• _ASSIGNMENT_
In the entries below, find the line containing "Species: CH2BrCl (bromochloromethane)" and the line containing "Shapes, held fixed". Copy those two lines and everything between them exactly, and only that.

• _GIVEN DATA_
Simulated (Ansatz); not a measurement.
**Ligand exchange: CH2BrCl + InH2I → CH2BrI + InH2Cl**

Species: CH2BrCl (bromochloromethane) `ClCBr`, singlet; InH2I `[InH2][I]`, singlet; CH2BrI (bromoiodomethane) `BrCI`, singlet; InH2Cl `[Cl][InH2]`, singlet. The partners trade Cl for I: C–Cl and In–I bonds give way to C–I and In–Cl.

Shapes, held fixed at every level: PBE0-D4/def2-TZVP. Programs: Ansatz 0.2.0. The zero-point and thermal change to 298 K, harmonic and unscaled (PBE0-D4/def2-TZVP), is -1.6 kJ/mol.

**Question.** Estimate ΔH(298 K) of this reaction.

• _EXERCISE SOLUTION_
Species: CH2BrCl (bromochloromethane) `ClCBr`, singlet; InH2I `[InH2][I]`, singlet; CH2BrI (bromoiodomethane) `BrCI`, singlet; InH2Cl `[Cl][InH2]`, singlet. The partners trade Cl for I: C–Cl and In–I bonds give way to C–I and In–Cl.

Shapes, held fixed at every level: PBE0-D4/def2-TZVP. Programs: Ansatz 0.2.0. The zero-point and thermal change to 298 K, harmonic and unscaled (PBE0-D4/def2-TZVP), is -1.6 kJ/mol.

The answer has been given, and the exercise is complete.